Excerpted data:
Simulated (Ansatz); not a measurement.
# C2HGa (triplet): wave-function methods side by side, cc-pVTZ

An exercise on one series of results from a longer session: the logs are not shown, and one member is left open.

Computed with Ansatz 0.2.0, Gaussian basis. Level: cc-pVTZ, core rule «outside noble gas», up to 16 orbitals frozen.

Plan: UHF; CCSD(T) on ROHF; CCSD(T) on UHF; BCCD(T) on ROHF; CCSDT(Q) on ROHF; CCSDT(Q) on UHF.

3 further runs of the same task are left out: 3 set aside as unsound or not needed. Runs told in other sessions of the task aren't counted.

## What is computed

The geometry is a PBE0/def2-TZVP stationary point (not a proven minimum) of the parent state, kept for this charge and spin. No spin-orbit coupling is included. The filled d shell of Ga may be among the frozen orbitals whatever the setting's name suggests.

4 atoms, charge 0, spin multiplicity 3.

Task item: Output each entry exactly as written, leaving none out.

Exercise output:
Simulated (Ansatz); not a measurement.
# C2HGa (triplet): wave-function methods side by side, cc-pVTZ

An exercise on one series of results from a longer session: the logs are not shown, and one member is left open.

Computed with Ansatz 0.2.0, Gaussian basis. Level: cc-pVTZ, core rule «outside noble gas», up to 16 orbitals frozen.

Plan: UHF; CCSD(T) on ROHF; CCSD(T) on UHF; BCCD(T) on ROHF; CCSDT(Q) on ROHF; CCSDT(Q) on UHF.

3 further runs of the same task are left out: 3 set aside as unsound or not needed. Runs told in other sessions of the task aren't counted.

## What is computed

The geometry is a PBE0/def2-TZVP stationary point (not a proven minimum) of the parent state, kept for this charge and spin. No spin-orbit coupling is included. The filled d shell of Ga may be among the frozen orbitals whatever the setting's name suggests.

4 atoms, charge 0, spin multiplicity 3.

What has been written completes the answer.